++++++++++

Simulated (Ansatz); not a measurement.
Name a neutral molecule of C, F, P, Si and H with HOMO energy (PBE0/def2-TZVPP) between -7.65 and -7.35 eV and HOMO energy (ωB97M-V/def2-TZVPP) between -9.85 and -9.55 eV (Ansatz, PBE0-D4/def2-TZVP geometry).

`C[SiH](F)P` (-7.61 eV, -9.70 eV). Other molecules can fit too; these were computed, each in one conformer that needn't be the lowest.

++++++++++

• Assignment
Repeat the entries shown above, every one, word for word.

• Reply
Simulated (Ansatz); not a measurement.
Name a neutral molecule of C, F, P, Si and H with HOMO energy (PBE0/def2-TZVPP) between -7.65 and -7.35 eV and HOMO energy (ωB97M-V/def2-TZVPP) between -9.85 and -9.55 eV (Ansatz, PBE0-D4/def2-TZVP geometry).

`C[SiH](F)P` (-7.61 eV, -9.70 eV). Other molecules can fit too; these were computed, each in one conformer that needn't be the lowest.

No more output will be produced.